■ **Provided records**:
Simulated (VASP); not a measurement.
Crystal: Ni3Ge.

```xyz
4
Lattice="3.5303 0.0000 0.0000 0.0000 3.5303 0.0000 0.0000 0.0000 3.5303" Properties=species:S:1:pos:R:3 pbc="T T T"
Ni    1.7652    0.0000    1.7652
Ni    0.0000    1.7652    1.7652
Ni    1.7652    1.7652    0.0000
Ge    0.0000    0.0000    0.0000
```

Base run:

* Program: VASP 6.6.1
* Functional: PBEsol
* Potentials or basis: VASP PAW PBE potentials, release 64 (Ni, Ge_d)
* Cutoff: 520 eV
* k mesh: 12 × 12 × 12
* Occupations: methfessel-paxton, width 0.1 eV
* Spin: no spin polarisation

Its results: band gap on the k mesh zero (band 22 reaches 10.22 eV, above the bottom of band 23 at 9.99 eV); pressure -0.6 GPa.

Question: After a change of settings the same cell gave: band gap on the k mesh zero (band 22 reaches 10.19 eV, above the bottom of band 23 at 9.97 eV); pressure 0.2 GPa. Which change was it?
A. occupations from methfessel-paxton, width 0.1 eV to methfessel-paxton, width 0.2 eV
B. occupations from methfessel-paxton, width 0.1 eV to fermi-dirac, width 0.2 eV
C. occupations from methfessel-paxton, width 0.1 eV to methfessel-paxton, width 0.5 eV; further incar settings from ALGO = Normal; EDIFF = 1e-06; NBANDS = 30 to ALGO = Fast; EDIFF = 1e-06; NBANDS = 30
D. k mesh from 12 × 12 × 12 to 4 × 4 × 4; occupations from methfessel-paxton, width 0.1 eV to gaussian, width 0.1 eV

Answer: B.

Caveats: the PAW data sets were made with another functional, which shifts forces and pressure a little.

■ **Brief**:
Nothing but the lines from the first line of the listing above through the line holding "Its results: band" should be reproduced, and each must match exactly.

■ **Written answer**:
Simulated (VASP); not a measurement.
Crystal: Ni3Ge.

```xyz
4
Lattice="3.5303 0.0000 0.0000 0.0000 3.5303 0.0000 0.0000 0.0000 3.5303" Properties=species:S:1:pos:R:3 pbc="T T T"
Ni    1.7652    0.0000    1.7652
Ni    0.0000    1.7652    1.7652
Ni    1.7652    1.7652    0.0000
Ge    0.0000    0.0000    0.0000
```

Base run:

* Program: VASP 6.6.1
* Functional: PBEsol
* Potentials or basis: VASP PAW PBE potentials, release 64 (Ni, Ge_d)
* Cutoff: 520 eV
* k mesh: 12 × 12 × 12
* Occupations: methfessel-paxton, width 0.1 eV
* Spin: no spin polarisation

Its results: band gap on the k mesh zero (band 22 reaches 10.22 eV, above the bottom of band 23 at 9.99 eV); pressure -0.6 GPa.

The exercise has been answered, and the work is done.